Work item → Each line of the listing below should be restated word for word.

##### Records shown #####
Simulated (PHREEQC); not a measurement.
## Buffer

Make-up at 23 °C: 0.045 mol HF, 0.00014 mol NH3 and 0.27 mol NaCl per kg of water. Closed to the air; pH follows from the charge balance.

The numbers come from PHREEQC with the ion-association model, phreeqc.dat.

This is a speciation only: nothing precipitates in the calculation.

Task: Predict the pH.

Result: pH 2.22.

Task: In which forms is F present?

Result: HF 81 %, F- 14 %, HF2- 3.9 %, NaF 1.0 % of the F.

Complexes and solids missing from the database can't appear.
#####

Exercise result →
Simulated (PHREEQC); not a measurement.
## Buffer

Make-up at 23 °C: 0.045 mol HF, 0.00014 mol NH3 and 0.27 mol NaCl per kg of water. Closed to the air; pH follows from the charge balance.

The numbers come from PHREEQC with the ion-association model, phreeqc.dat.

This is a speciation only: nothing precipitates in the calculation.

Task: Predict the pH.

Result: pH 2.22.

Task: In which forms is F present?

Result: HF 81 %, F- 14 %, HF2- 3.9 %, NaF 1.0 % of the F.

Complexes and solids missing from the database can't appear.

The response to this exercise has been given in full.